• DATA:
..............................
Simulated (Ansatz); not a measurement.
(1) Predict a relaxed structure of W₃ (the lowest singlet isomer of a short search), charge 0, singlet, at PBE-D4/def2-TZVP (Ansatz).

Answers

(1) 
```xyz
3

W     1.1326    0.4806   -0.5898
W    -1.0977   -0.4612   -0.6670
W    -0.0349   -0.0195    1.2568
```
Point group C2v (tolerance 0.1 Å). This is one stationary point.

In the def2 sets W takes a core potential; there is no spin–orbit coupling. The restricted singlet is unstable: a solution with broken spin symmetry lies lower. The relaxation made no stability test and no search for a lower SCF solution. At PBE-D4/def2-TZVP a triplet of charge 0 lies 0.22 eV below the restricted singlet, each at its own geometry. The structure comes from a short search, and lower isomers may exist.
..............................

• EXERCISE: All that belongs in your answer is the stretch of entries above from the line with "(1) Predict a" through the line with "Point group C2v", printed exactly.

• TASK OUTPUT:
(1) Predict a relaxed structure of W₃ (the lowest singlet isomer of a short search), charge 0, singlet, at PBE-D4/def2-TZVP (Ansatz).

Answers

(1) 
```xyz
3

W     1.1326    0.4806   -0.5898
W    -1.0977   -0.4612   -0.6670
W    -0.0349   -0.0195    1.2568
```
Point group C2v (tolerance 0.1 Å). This is one stationary point.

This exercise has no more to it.